— Work order —
Return the lines exactly as they stand, from the first of the material through the line containing "The calculation is run with PySCF 2.14.0.".

— Dataset content —
+++++

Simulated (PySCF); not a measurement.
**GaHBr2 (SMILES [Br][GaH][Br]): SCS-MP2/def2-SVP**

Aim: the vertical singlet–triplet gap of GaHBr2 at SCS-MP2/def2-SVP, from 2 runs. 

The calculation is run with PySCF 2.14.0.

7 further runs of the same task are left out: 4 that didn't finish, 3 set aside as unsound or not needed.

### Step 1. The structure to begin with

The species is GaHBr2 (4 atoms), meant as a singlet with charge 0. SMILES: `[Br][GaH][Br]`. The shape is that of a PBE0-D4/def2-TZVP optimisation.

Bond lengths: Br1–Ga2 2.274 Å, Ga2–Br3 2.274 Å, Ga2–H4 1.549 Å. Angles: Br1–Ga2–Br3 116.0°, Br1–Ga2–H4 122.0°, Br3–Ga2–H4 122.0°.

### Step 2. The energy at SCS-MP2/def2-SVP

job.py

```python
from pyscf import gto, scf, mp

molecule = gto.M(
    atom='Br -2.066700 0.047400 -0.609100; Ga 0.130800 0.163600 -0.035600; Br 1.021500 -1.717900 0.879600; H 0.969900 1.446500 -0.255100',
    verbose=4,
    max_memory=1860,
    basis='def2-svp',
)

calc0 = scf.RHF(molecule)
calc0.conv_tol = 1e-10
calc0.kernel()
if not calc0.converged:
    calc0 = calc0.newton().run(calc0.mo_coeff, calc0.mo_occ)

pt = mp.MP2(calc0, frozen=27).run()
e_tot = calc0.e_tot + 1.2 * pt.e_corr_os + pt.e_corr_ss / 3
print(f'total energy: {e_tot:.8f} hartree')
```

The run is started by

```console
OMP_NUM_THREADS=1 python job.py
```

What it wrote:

+++++

— Worked solution —
Simulated (PySCF); not a measurement.
**GaHBr2 (SMILES [Br][GaH][Br]): SCS-MP2/def2-SVP**

Aim: the vertical singlet–triplet gap of GaHBr2 at SCS-MP2/def2-SVP, from 2 runs. 

The calculation is run with PySCF 2.14.0.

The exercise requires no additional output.